## WORK ITEM
In the records below, find the line with "Si, 2.771, 0.0083, 26.6437" and the line with "Si, 8.2216, 5.5162, 26.63"; return exactly those lines and every line between them.

## ENTRIES SUPPLIED
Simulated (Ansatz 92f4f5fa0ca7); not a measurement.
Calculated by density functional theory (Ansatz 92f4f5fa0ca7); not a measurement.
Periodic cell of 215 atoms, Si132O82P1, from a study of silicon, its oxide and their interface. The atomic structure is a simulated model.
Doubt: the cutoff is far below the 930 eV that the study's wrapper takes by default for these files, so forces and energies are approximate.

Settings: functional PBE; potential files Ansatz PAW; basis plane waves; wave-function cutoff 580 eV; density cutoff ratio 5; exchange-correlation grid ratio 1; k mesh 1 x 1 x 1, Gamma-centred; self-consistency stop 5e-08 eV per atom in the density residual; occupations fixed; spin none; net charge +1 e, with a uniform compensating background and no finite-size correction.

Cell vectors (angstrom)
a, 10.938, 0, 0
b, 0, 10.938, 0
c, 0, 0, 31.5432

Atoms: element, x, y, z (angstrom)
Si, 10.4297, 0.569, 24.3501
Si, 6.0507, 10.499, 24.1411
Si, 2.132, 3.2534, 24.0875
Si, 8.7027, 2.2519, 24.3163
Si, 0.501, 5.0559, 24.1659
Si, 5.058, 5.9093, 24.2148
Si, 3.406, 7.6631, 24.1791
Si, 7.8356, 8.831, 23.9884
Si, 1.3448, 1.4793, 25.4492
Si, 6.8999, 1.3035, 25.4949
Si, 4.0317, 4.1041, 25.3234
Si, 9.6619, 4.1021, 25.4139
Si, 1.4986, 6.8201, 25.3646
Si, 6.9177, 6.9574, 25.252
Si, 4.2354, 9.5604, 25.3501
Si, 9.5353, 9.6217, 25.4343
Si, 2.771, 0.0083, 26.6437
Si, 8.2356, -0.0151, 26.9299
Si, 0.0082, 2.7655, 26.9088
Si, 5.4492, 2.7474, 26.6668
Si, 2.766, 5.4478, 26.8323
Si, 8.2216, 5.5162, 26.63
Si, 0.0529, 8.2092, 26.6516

## ANSWER SECTION
Si, 2.771, 0.0083, 26.6437
Si, 8.2356, -0.0151, 26.9299
Si, 0.0082, 2.7655, 26.9088
Si, 5.4492, 2.7474, 26.6668
Si, 2.766, 5.4478, 26.8323
Si, 8.2216, 5.5162, 26.63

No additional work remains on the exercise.